(Beginning of Supplied material)

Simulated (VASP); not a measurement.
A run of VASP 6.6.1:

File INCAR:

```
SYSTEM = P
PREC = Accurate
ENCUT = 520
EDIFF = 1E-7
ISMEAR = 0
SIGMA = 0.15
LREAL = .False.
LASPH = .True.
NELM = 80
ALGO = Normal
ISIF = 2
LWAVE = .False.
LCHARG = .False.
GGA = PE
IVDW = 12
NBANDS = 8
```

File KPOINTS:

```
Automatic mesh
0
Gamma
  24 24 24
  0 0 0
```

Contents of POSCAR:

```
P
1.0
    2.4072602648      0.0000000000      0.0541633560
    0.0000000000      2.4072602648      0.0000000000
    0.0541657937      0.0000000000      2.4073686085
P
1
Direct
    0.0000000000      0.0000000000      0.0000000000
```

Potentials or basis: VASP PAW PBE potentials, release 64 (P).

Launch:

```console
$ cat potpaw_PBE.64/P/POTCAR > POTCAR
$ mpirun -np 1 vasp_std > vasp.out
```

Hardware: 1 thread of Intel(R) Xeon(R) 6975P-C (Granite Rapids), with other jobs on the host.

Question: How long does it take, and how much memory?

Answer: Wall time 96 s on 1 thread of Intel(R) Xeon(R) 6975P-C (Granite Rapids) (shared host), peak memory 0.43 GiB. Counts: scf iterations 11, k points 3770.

(End of Supplied material)

» **Requirement**
Using the data above, repeat exactly the lines that begin at the line with "Potentials or basis: VASP" and end at the line with "Question: How long", both ends included.

» **Exercise solution**
Potentials or basis: VASP PAW PBE potentials, release 64 (P).

Launch:

```console
$ cat potpaw_PBE.64/P/POTCAR > POTCAR
$ mpirun -np 1 vasp_std > vasp.out
```

Hardware: 1 thread of Intel(R) Xeon(R) 6975P-C (Granite Rapids), with other jobs on the host.

Question: How long does it take, and how much memory?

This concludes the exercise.